> **Entries shown**
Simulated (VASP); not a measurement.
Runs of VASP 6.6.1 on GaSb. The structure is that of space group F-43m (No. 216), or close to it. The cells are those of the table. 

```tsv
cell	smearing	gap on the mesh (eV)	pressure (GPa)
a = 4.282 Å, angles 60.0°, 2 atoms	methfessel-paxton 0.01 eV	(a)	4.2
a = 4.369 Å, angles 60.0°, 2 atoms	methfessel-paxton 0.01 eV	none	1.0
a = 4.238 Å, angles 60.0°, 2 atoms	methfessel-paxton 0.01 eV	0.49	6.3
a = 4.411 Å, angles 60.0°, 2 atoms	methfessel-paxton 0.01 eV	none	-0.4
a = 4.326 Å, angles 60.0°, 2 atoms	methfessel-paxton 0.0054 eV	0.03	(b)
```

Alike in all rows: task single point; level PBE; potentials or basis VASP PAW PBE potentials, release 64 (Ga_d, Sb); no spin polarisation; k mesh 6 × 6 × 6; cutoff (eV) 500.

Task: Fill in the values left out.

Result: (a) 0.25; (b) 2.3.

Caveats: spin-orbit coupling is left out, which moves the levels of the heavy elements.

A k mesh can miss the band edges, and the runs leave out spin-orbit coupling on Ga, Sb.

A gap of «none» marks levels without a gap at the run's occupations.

> **Brief**
Word for word, set down the lines from the beginning of the records through the line that holds "A k mesh can". Leave out the rest.

> **Response box**
Simulated (VASP); not a measurement.
Runs of VASP 6.6.1 on GaSb. The structure is that of space group F-43m (No. 216), or close to it. The cells are those of the table. 

```tsv
cell	smearing	gap on the mesh (eV)	pressure (GPa)
a = 4.282 Å, angles 60.0°, 2 atoms	methfessel-paxton 0.01 eV	(a)	4.2
a = 4.369 Å, angles 60.0°, 2 atoms	methfessel-paxton 0.01 eV	none	1.0
a = 4.238 Å, angles 60.0°, 2 atoms	methfessel-paxton 0.01 eV	0.49	6.3
a = 4.411 Å, angles 60.0°, 2 atoms	methfessel-paxton 0.01 eV	none	-0.4
a = 4.326 Å, angles 60.0°, 2 atoms	methfessel-paxton 0.0054 eV	0.03	(b)
```

Alike in all rows: task single point; level PBE; potentials or basis VASP PAW PBE potentials, release 64 (Ga_d, Sb); no spin polarisation; k mesh 6 × 6 × 6; cutoff (eV) 500.

Task: Fill in the values left out.

Result: (a) 0.25; (b) 2.3.

Caveats: spin-orbit coupling is left out, which moves the levels of the heavy elements.

A k mesh can miss the band edges, and the runs leave out spin-orbit coupling on Ga, Sb.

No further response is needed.